**Data to examine**
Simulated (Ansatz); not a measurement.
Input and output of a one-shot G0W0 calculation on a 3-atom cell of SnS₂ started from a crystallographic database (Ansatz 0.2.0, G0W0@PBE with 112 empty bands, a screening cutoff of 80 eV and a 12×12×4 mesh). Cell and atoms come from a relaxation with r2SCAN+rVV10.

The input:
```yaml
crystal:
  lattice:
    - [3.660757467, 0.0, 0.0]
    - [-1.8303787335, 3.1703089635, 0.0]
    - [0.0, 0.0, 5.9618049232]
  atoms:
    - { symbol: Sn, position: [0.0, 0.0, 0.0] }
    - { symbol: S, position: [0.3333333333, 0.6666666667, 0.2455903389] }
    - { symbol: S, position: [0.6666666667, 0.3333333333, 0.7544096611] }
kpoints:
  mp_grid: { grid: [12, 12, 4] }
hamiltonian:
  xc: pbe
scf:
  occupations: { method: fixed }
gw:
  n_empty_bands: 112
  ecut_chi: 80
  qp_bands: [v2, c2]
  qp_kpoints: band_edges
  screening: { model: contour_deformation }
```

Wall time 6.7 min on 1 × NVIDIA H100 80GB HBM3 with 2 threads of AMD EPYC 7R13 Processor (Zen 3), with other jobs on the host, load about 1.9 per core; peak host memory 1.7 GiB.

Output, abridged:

**Exercise**
Quote the data above verbatim from its first line to the line that includes "Wall time 6.7", with both boundary lines retained.

**Task response**
Simulated (Ansatz); not a measurement.
Input and output of a one-shot G0W0 calculation on a 3-atom cell of SnS₂ started from a crystallographic database (Ansatz 0.2.0, G0W0@PBE with 112 empty bands, a screening cutoff of 80 eV and a 12×12×4 mesh). Cell and atoms come from a relaxation with r2SCAN+rVV10.

The input:
```yaml
crystal:
  lattice:
    - [3.660757467, 0.0, 0.0]
    - [-1.8303787335, 3.1703089635, 0.0]
    - [0.0, 0.0, 5.9618049232]
  atoms:
    - { symbol: Sn, position: [0.0, 0.0, 0.0] }
    - { symbol: S, position: [0.3333333333, 0.6666666667, 0.2455903389] }
    - { symbol: S, position: [0.6666666667, 0.3333333333, 0.7544096611] }
kpoints:
  mp_grid: { grid: [12, 12, 4] }
hamiltonian:
  xc: pbe
scf:
  occupations: { method: fixed }
gw:
  n_empty_bands: 112
  ecut_chi: 80
  qp_bands: [v2, c2]
  qp_kpoints: band_edges
  screening: { model: contour_deformation }
```

Wall time 6.7 min on 1 × NVIDIA H100 80GB HBM3 with 2 threads of AMD EPYC 7R13 Processor (Zen 3), with other jobs on the host, load about 1.9 per core; peak host memory 1.7 GiB.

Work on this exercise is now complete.